> **Extracted material**:
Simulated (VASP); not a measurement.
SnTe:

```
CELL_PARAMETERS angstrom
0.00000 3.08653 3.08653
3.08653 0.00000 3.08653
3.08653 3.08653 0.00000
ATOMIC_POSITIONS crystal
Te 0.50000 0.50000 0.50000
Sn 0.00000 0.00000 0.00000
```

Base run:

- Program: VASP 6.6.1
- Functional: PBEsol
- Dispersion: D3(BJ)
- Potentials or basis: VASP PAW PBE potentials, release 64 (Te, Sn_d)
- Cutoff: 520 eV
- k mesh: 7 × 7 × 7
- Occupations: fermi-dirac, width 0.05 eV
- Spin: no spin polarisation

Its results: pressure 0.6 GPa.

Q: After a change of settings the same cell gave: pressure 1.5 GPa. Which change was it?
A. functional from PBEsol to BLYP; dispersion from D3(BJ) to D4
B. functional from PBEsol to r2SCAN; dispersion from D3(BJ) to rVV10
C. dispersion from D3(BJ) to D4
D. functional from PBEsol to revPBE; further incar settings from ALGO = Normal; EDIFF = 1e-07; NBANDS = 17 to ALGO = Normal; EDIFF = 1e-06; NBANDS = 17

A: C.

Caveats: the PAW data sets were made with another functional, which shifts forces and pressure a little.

> **Work item**: Set down, exactly as written, each line of the data from its opening line through the one containing "- k mesh: 7 × 7 × 7". Output nothing more.

> **Result**:
Simulated (VASP); not a measurement.
SnTe:

```
CELL_PARAMETERS angstrom
0.00000 3.08653 3.08653
3.08653 0.00000 3.08653
3.08653 3.08653 0.00000
ATOMIC_POSITIONS crystal
Te 0.50000 0.50000 0.50000
Sn 0.00000 0.00000 0.00000
```

Base run:

- Program: VASP 6.6.1
- Functional: PBEsol
- Dispersion: D3(BJ)
- Potentials or basis: VASP PAW PBE potentials, release 64 (Te, Sn_d)
- Cutoff: 520 eV
- k mesh: 7 × 7 × 7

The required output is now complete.